This task calls for printing every entry exactly.

◇ ◇ ◇ ◇ ◇
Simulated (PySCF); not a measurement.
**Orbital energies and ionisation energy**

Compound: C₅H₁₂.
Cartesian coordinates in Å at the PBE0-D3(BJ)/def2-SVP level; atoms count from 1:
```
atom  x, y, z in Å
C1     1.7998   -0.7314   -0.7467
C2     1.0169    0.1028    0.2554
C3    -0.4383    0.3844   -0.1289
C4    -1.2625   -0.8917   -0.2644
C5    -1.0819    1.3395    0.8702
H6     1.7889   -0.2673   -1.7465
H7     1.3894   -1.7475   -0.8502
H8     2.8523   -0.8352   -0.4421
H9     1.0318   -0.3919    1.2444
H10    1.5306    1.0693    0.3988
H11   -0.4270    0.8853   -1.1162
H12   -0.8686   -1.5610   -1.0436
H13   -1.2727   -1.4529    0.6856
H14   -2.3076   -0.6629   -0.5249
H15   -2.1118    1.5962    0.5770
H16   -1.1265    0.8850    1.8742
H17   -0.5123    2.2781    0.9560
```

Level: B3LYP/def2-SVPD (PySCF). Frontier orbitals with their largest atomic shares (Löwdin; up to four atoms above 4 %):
◇ ◇ ◇ ◇ ◇

*ANSWER SECTION*.
Simulated (PySCF); not a measurement.
**Orbital energies and ionisation energy**

Compound: C₅H₁₂.
Cartesian coordinates in Å at the PBE0-D3(BJ)/def2-SVP level; atoms count from 1:
```
atom  x, y, z in Å
C1     1.7998   -0.7314   -0.7467
C2     1.0169    0.1028    0.2554
C3    -0.4383    0.3844   -0.1289
C4    -1.2625   -0.8917   -0.2644
C5    -1.0819    1.3395    0.8702
H6     1.7889   -0.2673   -1.7465
H7     1.3894   -1.7475   -0.8502
H8     2.8523   -0.8352   -0.4421
H9     1.0318   -0.3919    1.2444
H10    1.5306    1.0693    0.3988
H11   -0.4270    0.8853   -1.1162
H12   -0.8686   -1.5610   -1.0436
H13   -1.2727   -1.4529    0.6856
H14   -2.3076   -0.6629   -0.5249
H15   -2.1118    1.5962    0.5770
H16   -1.1265    0.8850    1.8742
H17   -0.5123    2.2781    0.9560
```

Level: B3LYP/def2-SVPD (PySCF). Frontier orbitals with their largest atomic shares (Löwdin; up to four atoms above 4 %):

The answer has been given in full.